**Recorded data**.
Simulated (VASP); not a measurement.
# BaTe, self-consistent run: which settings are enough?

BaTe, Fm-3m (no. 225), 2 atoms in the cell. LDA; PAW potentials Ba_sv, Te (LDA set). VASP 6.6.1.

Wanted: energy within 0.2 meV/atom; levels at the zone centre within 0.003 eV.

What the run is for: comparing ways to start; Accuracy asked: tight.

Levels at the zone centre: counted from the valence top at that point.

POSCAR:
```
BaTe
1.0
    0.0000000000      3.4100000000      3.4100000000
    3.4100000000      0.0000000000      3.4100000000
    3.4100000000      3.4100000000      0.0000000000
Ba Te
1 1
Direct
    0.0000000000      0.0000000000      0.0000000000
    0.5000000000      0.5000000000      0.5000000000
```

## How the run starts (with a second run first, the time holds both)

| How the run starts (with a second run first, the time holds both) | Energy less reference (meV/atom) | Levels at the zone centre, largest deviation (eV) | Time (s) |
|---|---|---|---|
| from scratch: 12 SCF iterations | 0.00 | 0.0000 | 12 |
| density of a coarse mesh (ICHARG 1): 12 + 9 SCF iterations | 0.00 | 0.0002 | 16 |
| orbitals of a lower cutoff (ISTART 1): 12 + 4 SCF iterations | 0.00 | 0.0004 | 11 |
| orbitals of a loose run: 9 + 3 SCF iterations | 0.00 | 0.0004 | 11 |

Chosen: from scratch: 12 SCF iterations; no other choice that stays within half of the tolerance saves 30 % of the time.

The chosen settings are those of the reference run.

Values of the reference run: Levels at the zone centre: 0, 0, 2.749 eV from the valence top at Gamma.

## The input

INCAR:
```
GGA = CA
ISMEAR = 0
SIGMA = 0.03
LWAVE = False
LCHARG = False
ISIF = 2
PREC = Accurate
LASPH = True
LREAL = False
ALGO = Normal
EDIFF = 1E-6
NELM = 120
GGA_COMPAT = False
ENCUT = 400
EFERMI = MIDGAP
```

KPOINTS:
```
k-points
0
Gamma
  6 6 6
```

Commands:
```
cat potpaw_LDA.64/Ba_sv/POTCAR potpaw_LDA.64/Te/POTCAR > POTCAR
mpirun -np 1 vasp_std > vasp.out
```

**Brief**. The reply should consist solely of the lines above from the one that has "# BaTe, self-consistent" through the one that has "What the run", reproduced exactly.

**Exercise response**.
# BaTe, self-consistent run: which settings are enough?

BaTe, Fm-3m (no. 225), 2 atoms in the cell. LDA; PAW potentials Ba_sv, Te (LDA set). VASP 6.6.1.

Wanted: energy within 0.2 meV/atom; levels at the zone centre within 0.003 eV.

What the run is for: comparing ways to start; Accuracy asked: tight.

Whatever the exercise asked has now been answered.